Assigned task
Repeat the whole listing, keeping every word and every line intact.

Source information
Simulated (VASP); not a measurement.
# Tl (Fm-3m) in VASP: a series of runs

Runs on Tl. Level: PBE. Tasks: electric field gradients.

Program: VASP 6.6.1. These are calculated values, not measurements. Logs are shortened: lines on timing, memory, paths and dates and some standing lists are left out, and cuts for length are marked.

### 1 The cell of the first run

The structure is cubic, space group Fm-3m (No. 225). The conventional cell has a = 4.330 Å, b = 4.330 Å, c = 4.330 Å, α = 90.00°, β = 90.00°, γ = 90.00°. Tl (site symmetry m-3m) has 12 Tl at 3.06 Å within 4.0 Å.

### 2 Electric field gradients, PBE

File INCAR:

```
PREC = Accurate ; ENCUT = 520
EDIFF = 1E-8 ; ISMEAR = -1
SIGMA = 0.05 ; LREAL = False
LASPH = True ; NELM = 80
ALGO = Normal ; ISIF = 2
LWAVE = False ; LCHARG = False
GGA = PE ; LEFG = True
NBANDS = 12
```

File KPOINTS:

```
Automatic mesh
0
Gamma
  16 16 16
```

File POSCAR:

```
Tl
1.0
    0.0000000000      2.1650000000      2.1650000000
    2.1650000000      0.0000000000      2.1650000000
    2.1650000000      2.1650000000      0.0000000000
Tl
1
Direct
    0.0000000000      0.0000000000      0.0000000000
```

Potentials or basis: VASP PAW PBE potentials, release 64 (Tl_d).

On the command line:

Written solution
Simulated (VASP); not a measurement.
# Tl (Fm-3m) in VASP: a series of runs

Runs on Tl. Level: PBE. Tasks: electric field gradients.

Program: VASP 6.6.1. These are calculated values, not measurements. Logs are shortened: lines on timing, memory, paths and dates and some standing lists are left out, and cuts for length are marked.

### 1 The cell of the first run

The structure is cubic, space group Fm-3m (No. 225). The conventional cell has a = 4.330 Å, b = 4.330 Å, c = 4.330 Å, α = 90.00°, β = 90.00°, γ = 90.00°. Tl (site symmetry m-3m) has 12 Tl at 3.06 Å within 4.0 Å.

### 2 Electric field gradients, PBE

File INCAR:

```
PREC = Accurate ; ENCUT = 520
EDIFF = 1E-8 ; ISMEAR = -1
SIGMA = 0.05 ; LREAL = False
LASPH = True ; NELM = 80
ALGO = Normal ; ISIF = 2
LWAVE = False ; LCHARG = False
GGA = PE ; LEFG = True
NBANDS = 12
```

File KPOINTS:

```
Automatic mesh
0
Gamma
  16 16 16
```

File POSCAR:

```
Tl
1.0
    0.0000000000      2.1650000000      2.1650000000
    2.1650000000      0.0000000000      2.1650000000
    2.1650000000      2.1650000000      0.0000000000
Tl
1
Direct
    0.0000000000      0.0000000000      0.0000000000
```

Potentials or basis: VASP PAW PBE potentials, release 64 (Tl_d).

On the command line:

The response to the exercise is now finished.